Start of Record extracts

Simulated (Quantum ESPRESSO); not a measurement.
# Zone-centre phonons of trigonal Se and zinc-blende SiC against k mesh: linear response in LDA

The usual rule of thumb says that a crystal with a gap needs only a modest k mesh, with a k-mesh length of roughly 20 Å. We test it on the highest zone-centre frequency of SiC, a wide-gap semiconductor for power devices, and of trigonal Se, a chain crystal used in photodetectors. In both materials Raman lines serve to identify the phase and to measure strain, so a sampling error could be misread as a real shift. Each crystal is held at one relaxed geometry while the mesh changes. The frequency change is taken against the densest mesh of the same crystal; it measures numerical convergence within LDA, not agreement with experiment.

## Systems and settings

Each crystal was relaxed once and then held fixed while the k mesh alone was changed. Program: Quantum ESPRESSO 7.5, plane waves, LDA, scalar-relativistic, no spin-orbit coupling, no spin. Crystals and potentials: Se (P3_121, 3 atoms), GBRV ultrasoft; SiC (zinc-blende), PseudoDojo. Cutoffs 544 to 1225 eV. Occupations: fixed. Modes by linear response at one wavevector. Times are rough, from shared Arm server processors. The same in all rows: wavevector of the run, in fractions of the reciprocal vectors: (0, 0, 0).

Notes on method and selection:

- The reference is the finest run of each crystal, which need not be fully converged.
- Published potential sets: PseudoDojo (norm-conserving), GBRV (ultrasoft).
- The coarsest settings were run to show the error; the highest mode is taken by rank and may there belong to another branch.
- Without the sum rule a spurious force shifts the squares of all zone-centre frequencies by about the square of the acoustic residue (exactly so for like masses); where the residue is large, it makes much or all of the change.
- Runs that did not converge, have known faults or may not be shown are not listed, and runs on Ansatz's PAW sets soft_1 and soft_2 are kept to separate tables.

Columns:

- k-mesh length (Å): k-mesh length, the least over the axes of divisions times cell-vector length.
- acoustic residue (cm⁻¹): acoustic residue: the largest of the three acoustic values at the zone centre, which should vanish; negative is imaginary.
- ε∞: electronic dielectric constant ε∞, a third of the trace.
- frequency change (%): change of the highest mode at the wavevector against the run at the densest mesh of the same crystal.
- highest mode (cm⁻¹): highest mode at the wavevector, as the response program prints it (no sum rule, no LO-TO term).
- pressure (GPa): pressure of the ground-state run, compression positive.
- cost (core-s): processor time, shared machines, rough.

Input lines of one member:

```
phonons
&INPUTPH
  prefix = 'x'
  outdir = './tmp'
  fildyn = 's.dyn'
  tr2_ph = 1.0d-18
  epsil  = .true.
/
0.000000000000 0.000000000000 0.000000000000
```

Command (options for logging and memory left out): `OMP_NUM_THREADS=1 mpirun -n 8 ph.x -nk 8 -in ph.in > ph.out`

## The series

End of Record extracts

- Work task
The response should be the listing above, limited to the lines between the one holding "- The reference" and the one holding "- Without the", inclusive, reproduced exactly.

- Answer section
- The reference is the finest run of each crystal, which need not be fully converged.
- Published potential sets: PseudoDojo (norm-conserving), GBRV (ultrasoft).
- The coarsest settings were run to show the error; the highest mode is taken by rank and may there belong to another branch.
- Without the sum rule a spurious force shifts the squares of all zone-centre frequencies by about the square of the acoustic residue (exactly so for like masses); where the residue is large, it makes much or all of the change.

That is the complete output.